_Action item_. Beginning with the first line, copy out each line of the material until the line containing "Computed with TDDFT" has been copied as well.

_Listed entries_.
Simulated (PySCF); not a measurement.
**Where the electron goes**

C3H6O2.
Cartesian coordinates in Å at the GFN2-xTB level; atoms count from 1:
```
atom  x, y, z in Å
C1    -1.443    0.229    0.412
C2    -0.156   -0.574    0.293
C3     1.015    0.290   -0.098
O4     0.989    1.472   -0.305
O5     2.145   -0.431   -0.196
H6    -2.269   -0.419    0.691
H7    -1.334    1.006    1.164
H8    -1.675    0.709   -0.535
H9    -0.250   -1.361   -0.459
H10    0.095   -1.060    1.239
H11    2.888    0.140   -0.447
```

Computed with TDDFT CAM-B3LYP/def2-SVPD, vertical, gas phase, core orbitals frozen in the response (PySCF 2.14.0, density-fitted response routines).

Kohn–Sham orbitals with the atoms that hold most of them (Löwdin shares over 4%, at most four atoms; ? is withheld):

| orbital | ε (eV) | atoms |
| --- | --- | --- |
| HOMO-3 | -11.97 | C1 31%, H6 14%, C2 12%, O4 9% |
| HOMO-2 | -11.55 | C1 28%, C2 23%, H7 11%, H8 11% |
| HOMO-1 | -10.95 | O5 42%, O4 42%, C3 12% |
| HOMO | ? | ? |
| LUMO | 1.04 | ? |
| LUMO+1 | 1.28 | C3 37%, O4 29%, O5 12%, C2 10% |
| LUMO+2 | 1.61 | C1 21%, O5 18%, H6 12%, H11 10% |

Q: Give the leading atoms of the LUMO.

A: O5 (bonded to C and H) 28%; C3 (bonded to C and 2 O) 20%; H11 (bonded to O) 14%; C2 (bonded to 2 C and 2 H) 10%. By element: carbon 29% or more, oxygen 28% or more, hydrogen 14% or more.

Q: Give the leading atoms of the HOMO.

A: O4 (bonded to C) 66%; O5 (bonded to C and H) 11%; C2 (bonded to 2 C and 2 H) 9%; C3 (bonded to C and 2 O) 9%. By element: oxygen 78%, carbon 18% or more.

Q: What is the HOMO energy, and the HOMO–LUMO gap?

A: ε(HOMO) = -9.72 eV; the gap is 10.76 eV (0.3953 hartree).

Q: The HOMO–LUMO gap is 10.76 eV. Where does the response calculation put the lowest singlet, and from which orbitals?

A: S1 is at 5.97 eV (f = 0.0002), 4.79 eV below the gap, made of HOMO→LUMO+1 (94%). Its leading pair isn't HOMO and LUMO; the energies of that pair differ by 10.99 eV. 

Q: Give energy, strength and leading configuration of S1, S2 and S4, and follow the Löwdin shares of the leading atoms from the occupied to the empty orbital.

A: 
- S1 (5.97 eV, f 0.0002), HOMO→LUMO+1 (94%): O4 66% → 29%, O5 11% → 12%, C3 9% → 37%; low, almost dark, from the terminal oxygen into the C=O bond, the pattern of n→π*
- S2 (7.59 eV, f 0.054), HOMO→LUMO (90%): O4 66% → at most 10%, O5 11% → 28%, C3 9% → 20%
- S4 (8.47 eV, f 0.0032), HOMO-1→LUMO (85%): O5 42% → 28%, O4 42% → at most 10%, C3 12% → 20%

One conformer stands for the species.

_Response area_.
Simulated (PySCF); not a measurement.
**Where the electron goes**

C3H6O2.
Cartesian coordinates in Å at the GFN2-xTB level; atoms count from 1:
```
atom  x, y, z in Å
C1    -1.443    0.229    0.412
C2    -0.156   -0.574    0.293
C3     1.015    0.290   -0.098
O4     0.989    1.472   -0.305
O5     2.145   -0.431   -0.196
H6    -2.269   -0.419    0.691
H7    -1.334    1.006    1.164
H8    -1.675    0.709   -0.535
H9    -0.250   -1.361   -0.459
H10    0.095   -1.060    1.239
H11    2.888    0.140   -0.447
```

Computed with TDDFT CAM-B3LYP/def2-SVPD, vertical, gas phase, core orbitals frozen in the response (PySCF 2.14.0, density-fitted response routines).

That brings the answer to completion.